*** Record excerpts Section Begins ***

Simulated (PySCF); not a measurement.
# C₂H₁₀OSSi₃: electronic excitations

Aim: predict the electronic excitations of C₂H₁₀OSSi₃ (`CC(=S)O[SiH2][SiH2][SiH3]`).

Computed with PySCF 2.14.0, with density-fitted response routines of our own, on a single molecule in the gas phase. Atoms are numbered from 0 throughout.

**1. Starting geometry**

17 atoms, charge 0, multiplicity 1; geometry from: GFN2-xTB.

*** Record excerpts Section Ends ***

_Work item_
The answer must be an exact transcription of every record above.

_Task result_
Simulated (PySCF); not a measurement.
# C₂H₁₀OSSi₃: electronic excitations

Aim: predict the electronic excitations of C₂H₁₀OSSi₃ (`CC(=S)O[SiH2][SiH2][SiH3]`).

Computed with PySCF 2.14.0, with density-fitted response routines of our own, on a single molecule in the gas phase. Atoms are numbered from 0 throughout.

**1. Starting geometry**

17 atoms, charge 0, multiplicity 1; geometry from: GFN2-xTB.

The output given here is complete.